» **ACTION ITEM**
In the data below, find the line containing "These are r2SCAN", then set down that line and every later line up to and including the line containing "Three fields on", exactly.

» **LISTED ENTRIES**
========================================
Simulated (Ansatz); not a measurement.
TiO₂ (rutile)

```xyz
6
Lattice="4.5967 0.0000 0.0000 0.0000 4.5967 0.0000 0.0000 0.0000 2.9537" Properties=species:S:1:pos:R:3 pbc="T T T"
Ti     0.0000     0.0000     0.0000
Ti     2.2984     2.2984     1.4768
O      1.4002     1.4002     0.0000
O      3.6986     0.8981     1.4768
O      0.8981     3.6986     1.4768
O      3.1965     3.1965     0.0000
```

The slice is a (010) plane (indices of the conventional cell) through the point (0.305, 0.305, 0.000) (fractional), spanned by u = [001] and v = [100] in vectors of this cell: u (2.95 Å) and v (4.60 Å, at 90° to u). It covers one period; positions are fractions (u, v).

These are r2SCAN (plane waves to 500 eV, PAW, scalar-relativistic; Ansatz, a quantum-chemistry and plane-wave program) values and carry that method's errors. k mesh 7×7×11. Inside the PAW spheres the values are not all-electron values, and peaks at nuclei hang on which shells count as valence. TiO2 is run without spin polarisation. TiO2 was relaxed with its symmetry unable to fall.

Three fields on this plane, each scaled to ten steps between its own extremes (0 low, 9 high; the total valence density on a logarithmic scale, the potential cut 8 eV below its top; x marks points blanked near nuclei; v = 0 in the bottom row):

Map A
========================================

» **ANSWER AREA**
These are r2SCAN (plane waves to 500 eV, PAW, scalar-relativistic; Ansatz, a quantum-chemistry and plane-wave program) values and carry that method's errors. k mesh 7×7×11. Inside the PAW spheres the values are not all-electron values, and peaks at nuclei hang on which shells count as valence. TiO2 is run without spin polarisation. TiO2 was relaxed with its symmetry unable to fall.

Three fields on this plane, each scaled to ten steps between its own extremes (0 low, 9 high; the total valence density on a logarithmic scale, the potential cut 8 eV below its top; x marks points blanked near nuclei; v = 0 in the bottom row):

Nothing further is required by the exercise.